=== Section Start ===

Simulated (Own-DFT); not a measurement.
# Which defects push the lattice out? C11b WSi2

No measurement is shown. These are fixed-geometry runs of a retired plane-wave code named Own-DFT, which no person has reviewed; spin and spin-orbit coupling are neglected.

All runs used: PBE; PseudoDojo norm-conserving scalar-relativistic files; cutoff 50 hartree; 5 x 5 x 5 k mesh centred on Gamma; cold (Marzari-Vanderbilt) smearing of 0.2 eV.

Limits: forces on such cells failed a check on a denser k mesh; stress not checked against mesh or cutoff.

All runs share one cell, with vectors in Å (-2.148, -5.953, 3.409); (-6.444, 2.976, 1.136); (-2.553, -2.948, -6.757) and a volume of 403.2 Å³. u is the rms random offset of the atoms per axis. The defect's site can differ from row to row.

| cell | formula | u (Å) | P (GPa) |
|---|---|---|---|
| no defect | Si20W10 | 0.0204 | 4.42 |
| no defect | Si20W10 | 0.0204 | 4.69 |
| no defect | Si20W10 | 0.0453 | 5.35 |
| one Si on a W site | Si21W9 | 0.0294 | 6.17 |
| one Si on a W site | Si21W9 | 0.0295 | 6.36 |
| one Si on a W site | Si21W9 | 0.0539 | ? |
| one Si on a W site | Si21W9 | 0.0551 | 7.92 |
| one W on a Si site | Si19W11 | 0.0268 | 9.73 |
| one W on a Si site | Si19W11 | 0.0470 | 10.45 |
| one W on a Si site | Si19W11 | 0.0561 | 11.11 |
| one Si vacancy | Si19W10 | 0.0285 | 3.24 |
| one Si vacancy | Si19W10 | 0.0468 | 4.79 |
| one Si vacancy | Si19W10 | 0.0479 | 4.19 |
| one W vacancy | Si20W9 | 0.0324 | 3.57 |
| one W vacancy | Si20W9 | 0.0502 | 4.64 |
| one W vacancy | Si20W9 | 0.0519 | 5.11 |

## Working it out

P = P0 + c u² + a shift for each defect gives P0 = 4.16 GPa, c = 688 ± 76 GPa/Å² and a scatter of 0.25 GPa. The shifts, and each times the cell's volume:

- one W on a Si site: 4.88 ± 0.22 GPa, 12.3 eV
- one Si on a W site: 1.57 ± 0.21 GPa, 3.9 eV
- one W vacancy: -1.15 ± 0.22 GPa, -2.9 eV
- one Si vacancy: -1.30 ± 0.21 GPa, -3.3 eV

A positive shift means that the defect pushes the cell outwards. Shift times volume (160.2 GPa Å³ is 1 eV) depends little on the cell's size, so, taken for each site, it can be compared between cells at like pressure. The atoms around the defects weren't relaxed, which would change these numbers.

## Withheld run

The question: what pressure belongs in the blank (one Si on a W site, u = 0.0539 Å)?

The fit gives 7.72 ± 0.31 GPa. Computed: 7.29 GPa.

=== Section End ===

» **Activity**
Print only these lines, please. They run from the start of the entries above to the line containing "0.0539 | ? |", both ends included, and must match exactly.

» **Answer area**
Simulated (Own-DFT); not a measurement.
# Which defects push the lattice out? C11b WSi2

No measurement is shown. These are fixed-geometry runs of a retired plane-wave code named Own-DFT, which no person has reviewed; spin and spin-orbit coupling are neglected.

All runs used: PBE; PseudoDojo norm-conserving scalar-relativistic files; cutoff 50 hartree; 5 x 5 x 5 k mesh centred on Gamma; cold (Marzari-Vanderbilt) smearing of 0.2 eV.

Limits: forces on such cells failed a check on a denser k mesh; stress not checked against mesh or cutoff.

All runs share one cell, with vectors in Å (-2.148, -5.953, 3.409); (-6.444, 2.976, 1.136); (-2.553, -2.948, -6.757) and a volume of 403.2 Å³. u is the rms random offset of the atoms per axis. The defect's site can differ from row to row.

| cell | formula | u (Å) | P (GPa) |
|---|---|---|---|
| no defect | Si20W10 | 0.0204 | 4.42 |
| no defect | Si20W10 | 0.0204 | 4.69 |
| no defect | Si20W10 | 0.0453 | 5.35 |
| one Si on a W site | Si21W9 | 0.0294 | 6.17 |
| one Si on a W site | Si21W9 | 0.0295 | 6.36 |
| one Si on a W site | Si21W9 | 0.0539 | ? |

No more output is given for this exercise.